[Activity] Reproduce only what lies between the first line of the material below and the line containing "release 64 (Mg, B)", with both of those lines included and every line kept exact.

▼
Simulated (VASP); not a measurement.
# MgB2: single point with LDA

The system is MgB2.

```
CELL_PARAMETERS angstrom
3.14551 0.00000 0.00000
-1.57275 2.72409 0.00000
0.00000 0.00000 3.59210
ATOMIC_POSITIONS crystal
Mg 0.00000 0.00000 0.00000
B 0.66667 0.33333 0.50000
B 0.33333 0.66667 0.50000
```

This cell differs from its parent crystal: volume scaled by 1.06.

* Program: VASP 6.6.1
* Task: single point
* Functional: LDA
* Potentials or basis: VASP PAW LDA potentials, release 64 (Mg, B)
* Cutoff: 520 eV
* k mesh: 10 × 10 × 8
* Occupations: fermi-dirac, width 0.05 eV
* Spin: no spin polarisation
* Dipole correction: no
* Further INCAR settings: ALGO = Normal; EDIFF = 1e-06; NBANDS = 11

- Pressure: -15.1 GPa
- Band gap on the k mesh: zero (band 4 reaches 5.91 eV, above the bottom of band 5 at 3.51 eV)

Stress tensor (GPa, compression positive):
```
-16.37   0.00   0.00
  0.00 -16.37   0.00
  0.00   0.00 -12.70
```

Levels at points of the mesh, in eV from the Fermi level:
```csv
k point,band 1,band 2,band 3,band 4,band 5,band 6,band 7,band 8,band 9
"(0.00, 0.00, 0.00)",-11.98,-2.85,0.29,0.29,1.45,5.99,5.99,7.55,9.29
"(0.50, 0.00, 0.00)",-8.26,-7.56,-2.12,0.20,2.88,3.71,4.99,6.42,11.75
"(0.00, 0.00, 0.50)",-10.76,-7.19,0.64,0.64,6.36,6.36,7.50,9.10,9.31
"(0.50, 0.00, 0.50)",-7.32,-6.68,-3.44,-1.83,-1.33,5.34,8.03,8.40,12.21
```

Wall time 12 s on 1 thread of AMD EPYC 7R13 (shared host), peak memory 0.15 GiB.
▲

[Result]
Simulated (VASP); not a measurement.
# MgB2: single point with LDA

The system is MgB2.

```
CELL_PARAMETERS angstrom
3.14551 0.00000 0.00000
-1.57275 2.72409 0.00000
0.00000 0.00000 3.59210
ATOMIC_POSITIONS crystal
Mg 0.00000 0.00000 0.00000
B 0.66667 0.33333 0.50000
B 0.33333 0.66667 0.50000
```

This cell differs from its parent crystal: volume scaled by 1.06.

* Program: VASP 6.6.1
* Task: single point
* Functional: LDA
* Potentials or basis: VASP PAW LDA potentials, release 64 (Mg, B)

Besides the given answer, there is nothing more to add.